WORK REQUEST: Transcribe all the data, leaving each word as it is.

DATA EXTRACT:
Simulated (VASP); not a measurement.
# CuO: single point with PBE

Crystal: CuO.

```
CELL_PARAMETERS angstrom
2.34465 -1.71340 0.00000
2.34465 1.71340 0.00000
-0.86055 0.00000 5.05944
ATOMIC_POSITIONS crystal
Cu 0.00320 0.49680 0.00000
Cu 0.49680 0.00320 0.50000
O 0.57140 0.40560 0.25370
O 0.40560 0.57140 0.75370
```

ANSWER SECTION:
Simulated (VASP); not a measurement.
# CuO: single point with PBE

Crystal: CuO.

```
CELL_PARAMETERS angstrom
2.34465 -1.71340 0.00000
2.34465 1.71340 0.00000
-0.86055 0.00000 5.05944
ATOMIC_POSITIONS crystal
Cu 0.00320 0.49680 0.00000
Cu 0.49680 0.00320 0.50000
O 0.57140 0.40560 0.25370
O 0.40560 0.57140 0.75370
```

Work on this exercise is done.